(LISTED ENTRIES):
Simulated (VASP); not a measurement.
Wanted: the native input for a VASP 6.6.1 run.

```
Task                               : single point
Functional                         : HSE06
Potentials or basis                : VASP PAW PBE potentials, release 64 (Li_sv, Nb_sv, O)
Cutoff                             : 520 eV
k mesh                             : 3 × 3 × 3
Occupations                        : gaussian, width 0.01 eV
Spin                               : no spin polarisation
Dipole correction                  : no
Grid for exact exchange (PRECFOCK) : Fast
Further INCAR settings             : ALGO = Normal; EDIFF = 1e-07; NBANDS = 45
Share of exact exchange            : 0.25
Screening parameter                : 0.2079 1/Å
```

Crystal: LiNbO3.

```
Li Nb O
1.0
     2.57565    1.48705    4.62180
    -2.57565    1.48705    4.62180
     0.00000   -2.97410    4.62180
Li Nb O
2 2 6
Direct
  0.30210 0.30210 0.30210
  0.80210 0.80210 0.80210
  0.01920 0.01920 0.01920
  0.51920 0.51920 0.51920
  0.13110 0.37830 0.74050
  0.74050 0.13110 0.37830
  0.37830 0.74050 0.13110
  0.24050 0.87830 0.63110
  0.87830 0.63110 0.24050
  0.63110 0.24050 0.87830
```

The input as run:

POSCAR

(WORK TASK): Retype the listing above, word for word, from its first line to the line containing "The input as", both ends included.

(ANSWER BOX):
Simulated (VASP); not a measurement.
Wanted: the native input for a VASP 6.6.1 run.

```
Task                               : single point
Functional                         : HSE06
Potentials or basis                : VASP PAW PBE potentials, release 64 (Li_sv, Nb_sv, O)
Cutoff                             : 520 eV
k mesh                             : 3 × 3 × 3
Occupations                        : gaussian, width 0.01 eV
Spin                               : no spin polarisation
Dipole correction                  : no
Grid for exact exchange (PRECFOCK) : Fast
Further INCAR settings             : ALGO = Normal; EDIFF = 1e-07; NBANDS = 45
Share of exact exchange            : 0.25
Screening parameter                : 0.2079 1/Å
```

Crystal: LiNbO3.

```
Li Nb O
1.0
     2.57565    1.48705    4.62180
    -2.57565    1.48705    4.62180
     0.00000   -2.97410    4.62180
Li Nb O
2 2 6
Direct
  0.30210 0.30210 0.30210
  0.80210 0.80210 0.80210
  0.01920 0.01920 0.01920
  0.51920 0.51920 0.51920
  0.13110 0.37830 0.74050
  0.74050 0.13110 0.37830
  0.37830 0.74050 0.13110
  0.24050 0.87830 0.63110
  0.87830 0.63110 0.24050
  0.63110 0.24050 0.87830
```

The input as run:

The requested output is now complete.